Segment Start: AVAILABLE DATA
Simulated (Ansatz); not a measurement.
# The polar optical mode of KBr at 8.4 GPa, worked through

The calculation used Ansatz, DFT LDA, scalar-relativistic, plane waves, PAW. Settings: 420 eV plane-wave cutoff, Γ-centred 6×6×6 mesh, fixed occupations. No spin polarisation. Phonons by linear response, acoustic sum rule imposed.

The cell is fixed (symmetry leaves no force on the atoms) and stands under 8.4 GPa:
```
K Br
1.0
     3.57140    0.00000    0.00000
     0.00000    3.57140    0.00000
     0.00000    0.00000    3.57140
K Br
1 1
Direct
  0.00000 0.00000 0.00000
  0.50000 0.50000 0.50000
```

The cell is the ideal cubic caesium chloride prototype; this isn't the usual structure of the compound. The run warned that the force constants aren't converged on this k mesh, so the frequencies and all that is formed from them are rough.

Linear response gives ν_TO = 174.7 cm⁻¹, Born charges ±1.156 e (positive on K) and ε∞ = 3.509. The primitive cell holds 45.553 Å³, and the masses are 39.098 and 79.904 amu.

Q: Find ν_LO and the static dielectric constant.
Segment End: AVAILABLE DATA

> [ASSIGNMENT]:
Restate the entries above word for word, beginning with their first line and ending with the line holding "The cell is the"; omit everything else.

> [ANSWER SPACE]:
Simulated (Ansatz); not a measurement.
# The polar optical mode of KBr at 8.4 GPa, worked through

The calculation used Ansatz, DFT LDA, scalar-relativistic, plane waves, PAW. Settings: 420 eV plane-wave cutoff, Γ-centred 6×6×6 mesh, fixed occupations. No spin polarisation. Phonons by linear response, acoustic sum rule imposed.

The cell is fixed (symmetry leaves no force on the atoms) and stands under 8.4 GPa:
```
K Br
1.0
     3.57140    0.00000    0.00000
     0.00000    3.57140    0.00000
     0.00000    0.00000    3.57140
K Br
1 1
Direct
  0.00000 0.00000 0.00000
  0.50000 0.50000 0.50000
```

The cell is the ideal cubic caesium chloride prototype; this isn't the usual structure of the compound. The run warned that the force constants aren't converged on this k mesh, so the frequencies and all that is formed from them are rough.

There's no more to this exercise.